--- The data Enclosed Below ---

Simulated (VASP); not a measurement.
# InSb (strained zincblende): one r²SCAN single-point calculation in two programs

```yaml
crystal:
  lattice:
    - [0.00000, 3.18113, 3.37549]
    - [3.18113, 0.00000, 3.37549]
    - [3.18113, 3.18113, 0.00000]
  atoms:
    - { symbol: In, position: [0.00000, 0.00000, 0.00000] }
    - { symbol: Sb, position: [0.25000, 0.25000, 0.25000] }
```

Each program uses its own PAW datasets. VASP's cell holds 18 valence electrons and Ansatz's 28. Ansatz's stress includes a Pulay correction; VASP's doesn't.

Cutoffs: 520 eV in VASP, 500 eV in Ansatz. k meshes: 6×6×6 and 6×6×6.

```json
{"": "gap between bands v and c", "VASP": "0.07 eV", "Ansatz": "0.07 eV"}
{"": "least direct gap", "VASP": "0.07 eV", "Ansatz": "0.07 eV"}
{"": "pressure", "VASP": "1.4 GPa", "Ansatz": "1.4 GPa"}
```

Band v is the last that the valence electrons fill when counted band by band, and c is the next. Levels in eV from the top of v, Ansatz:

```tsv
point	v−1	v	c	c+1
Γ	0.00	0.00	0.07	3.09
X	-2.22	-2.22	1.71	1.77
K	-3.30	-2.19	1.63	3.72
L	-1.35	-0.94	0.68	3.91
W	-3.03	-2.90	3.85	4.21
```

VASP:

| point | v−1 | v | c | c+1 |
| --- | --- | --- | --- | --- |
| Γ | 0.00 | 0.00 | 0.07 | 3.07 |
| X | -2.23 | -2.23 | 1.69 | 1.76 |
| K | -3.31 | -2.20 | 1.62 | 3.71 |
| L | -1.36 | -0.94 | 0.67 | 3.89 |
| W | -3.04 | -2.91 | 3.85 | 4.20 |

--- End of Enclosed The data ---

Work instruction →
Up to and including the line with "v−1 | v | c | c+1 |", print every line of the material above, starting from its first line, exactly.

Task output →
Simulated (VASP); not a measurement.
# InSb (strained zincblende): one r²SCAN single-point calculation in two programs

```yaml
crystal:
  lattice:
    - [0.00000, 3.18113, 3.37549]
    - [3.18113, 0.00000, 3.37549]
    - [3.18113, 3.18113, 0.00000]
  atoms:
    - { symbol: In, position: [0.00000, 0.00000, 0.00000] }
    - { symbol: Sb, position: [0.25000, 0.25000, 0.25000] }
```

Each program uses its own PAW datasets. VASP's cell holds 18 valence electrons and Ansatz's 28. Ansatz's stress includes a Pulay correction; VASP's doesn't.

Cutoffs: 520 eV in VASP, 500 eV in Ansatz. k meshes: 6×6×6 and 6×6×6.

```json
{"": "gap between bands v and c", "VASP": "0.07 eV", "Ansatz": "0.07 eV"}
{"": "least direct gap", "VASP": "0.07 eV", "Ansatz": "0.07 eV"}
{"": "pressure", "VASP": "1.4 GPa", "Ansatz": "1.4 GPa"}
```

Band v is the last that the valence electrons fill when counted band by band, and c is the next. Levels in eV from the top of v, Ansatz:

```tsv
point	v−1	v	c	c+1
Γ	0.00	0.00	0.07	3.09
X	-2.22	-2.22	1.71	1.77
K	-3.30	-2.19	1.63	3.72
L	-1.35	-0.94	0.68	3.91
W	-3.03	-2.90	3.85	4.21
```

VASP:

| point | v−1 | v | c | c+1 |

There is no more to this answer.